=== Source data ===

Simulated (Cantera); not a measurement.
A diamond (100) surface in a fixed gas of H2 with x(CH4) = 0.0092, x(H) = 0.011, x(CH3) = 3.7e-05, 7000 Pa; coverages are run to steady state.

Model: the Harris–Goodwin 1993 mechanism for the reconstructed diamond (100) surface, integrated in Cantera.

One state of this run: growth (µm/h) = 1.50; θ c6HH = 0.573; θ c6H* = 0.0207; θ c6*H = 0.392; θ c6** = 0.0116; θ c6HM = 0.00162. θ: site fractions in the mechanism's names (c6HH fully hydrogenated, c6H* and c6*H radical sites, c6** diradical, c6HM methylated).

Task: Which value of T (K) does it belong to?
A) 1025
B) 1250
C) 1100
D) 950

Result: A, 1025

===

Copy exactly the lines that run from the first line of the data to the line containing "Model: the Harris–Goodwin", please, with both ends included and nothing else.

| Worked solution |
Simulated (Cantera); not a measurement.
A diamond (100) surface in a fixed gas of H2 with x(CH4) = 0.0092, x(H) = 0.011, x(CH3) = 3.7e-05, 7000 Pa; coverages are run to steady state.

Model: the Harris–Goodwin 1993 mechanism for the reconstructed diamond (100) surface, integrated in Cantera.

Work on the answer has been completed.